[Start of section]
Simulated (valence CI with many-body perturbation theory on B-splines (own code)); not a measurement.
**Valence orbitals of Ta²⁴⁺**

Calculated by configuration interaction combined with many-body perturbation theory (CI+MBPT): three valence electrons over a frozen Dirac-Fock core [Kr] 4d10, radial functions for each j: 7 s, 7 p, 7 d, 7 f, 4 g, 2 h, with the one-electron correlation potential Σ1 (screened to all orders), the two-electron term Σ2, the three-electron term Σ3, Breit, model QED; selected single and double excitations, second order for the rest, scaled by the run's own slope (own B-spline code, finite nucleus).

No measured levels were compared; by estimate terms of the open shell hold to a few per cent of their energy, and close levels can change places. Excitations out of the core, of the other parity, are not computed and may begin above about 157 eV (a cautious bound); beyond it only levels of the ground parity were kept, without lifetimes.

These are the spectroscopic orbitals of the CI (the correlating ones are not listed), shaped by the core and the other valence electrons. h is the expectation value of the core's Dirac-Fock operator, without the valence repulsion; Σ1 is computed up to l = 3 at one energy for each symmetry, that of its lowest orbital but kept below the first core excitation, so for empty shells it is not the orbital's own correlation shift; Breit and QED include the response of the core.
[End of section]

Reproduce each entry above exactly, keeping every word.

Simulated (valence CI with many-body perturbation theory on B-splines (own code)); not a measurement.
**Valence orbitals of Ta²⁴⁺**

Calculated by configuration interaction combined with many-body perturbation theory (CI+MBPT): three valence electrons over a frozen Dirac-Fock core [Kr] 4d10, radial functions for each j: 7 s, 7 p, 7 d, 7 f, 4 g, 2 h, with the one-electron correlation potential Σ1 (screened to all orders), the two-electron term Σ2, the three-electron term Σ3, Breit, model QED; selected single and double excitations, second order for the rest, scaled by the run's own slope (own B-spline code, finite nucleus).

No measured levels were compared; by estimate terms of the open shell hold to a few per cent of their energy, and close levels can change places. Excitations out of the core, of the other parity, are not computed and may begin above about 157 eV (a cautious bound); beyond it only levels of the ground parity were kept, without lifetimes.

These are the spectroscopic orbitals of the CI (the correlating ones are not listed), shaped by the core and the other valence electrons. h is the expectation value of the core's Dirac-Fock operator, without the valence repulsion; Σ1 is computed up to l = 3 at one energy for each symmetry, that of its lowest orbital but kept below the first core excitation, so for empty shells it is not the orbital's own correlation shift; Breit and QED include the response of the core.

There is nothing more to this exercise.